### [DATA TO EXAMINE]
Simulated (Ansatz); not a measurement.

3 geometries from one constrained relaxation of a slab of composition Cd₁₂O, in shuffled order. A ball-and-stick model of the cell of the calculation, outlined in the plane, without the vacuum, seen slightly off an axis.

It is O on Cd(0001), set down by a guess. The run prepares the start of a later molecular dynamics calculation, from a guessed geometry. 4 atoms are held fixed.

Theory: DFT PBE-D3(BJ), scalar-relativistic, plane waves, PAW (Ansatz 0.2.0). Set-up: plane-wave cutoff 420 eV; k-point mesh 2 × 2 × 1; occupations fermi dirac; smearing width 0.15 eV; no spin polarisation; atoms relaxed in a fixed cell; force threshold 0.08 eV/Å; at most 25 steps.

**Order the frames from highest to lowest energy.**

### [ASSIGNED TASK]
Every entry above needs to be written out again exactly.

### [WORKED SOLUTION]
Simulated (Ansatz); not a measurement.

3 geometries from one constrained relaxation of a slab of composition Cd₁₂O, in shuffled order. A ball-and-stick model of the cell of the calculation, outlined in the plane, without the vacuum, seen slightly off an axis.

It is O on Cd(0001), set down by a guess. The run prepares the start of a later molecular dynamics calculation, from a guessed geometry. 4 atoms are held fixed.

Theory: DFT PBE-D3(BJ), scalar-relativistic, plane waves, PAW (Ansatz 0.2.0). Set-up: plane-wave cutoff 420 eV; k-point mesh 2 × 2 × 1; occupations fermi dirac; smearing width 0.15 eV; no spin polarisation; atoms relaxed in a fixed cell; force threshold 0.08 eV/Å; at most 25 steps.

**Order the frames from highest to lowest energy.**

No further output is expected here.